> **WORK REQUEST**
Your answer must match the material exactly, line for line.

> **PROVIDED RECORDS**
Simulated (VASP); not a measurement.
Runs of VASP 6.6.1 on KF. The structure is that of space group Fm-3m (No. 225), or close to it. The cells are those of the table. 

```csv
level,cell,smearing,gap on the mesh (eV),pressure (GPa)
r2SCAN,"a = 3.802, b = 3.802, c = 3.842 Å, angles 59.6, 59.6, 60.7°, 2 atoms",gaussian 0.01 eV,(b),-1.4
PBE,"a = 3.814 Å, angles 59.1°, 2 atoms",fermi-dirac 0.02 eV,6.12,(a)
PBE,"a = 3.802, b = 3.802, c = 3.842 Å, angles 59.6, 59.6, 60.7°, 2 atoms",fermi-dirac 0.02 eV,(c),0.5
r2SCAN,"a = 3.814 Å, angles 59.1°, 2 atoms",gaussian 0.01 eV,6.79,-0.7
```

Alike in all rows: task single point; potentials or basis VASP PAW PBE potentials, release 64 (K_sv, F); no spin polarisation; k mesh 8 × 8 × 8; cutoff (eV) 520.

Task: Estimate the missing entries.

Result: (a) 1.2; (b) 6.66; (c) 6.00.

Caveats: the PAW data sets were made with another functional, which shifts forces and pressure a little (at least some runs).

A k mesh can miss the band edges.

> **WRITTEN RESPONSE**
Simulated (VASP); not a measurement.
Runs of VASP 6.6.1 on KF. The structure is that of space group Fm-3m (No. 225), or close to it. The cells are those of the table. 

```csv
level,cell,smearing,gap on the mesh (eV),pressure (GPa)
r2SCAN,"a = 3.802, b = 3.802, c = 3.842 Å, angles 59.6, 59.6, 60.7°, 2 atoms",gaussian 0.01 eV,(b),-1.4
PBE,"a = 3.814 Å, angles 59.1°, 2 atoms",fermi-dirac 0.02 eV,6.12,(a)
PBE,"a = 3.802, b = 3.802, c = 3.842 Å, angles 59.6, 59.6, 60.7°, 2 atoms",fermi-dirac 0.02 eV,(c),0.5
r2SCAN,"a = 3.814 Å, angles 59.1°, 2 atoms",gaussian 0.01 eV,6.79,-0.7
```

Alike in all rows: task single point; potentials or basis VASP PAW PBE potentials, release 64 (K_sv, F); no spin polarisation; k mesh 8 × 8 × 8; cutoff (eV) 520.

Task: Estimate the missing entries.

Result: (a) 1.2; (b) 6.66; (c) 6.00.

Caveats: the PAW data sets were made with another functional, which shifts forces and pressure a little (at least some runs).

A k mesh can miss the band edges.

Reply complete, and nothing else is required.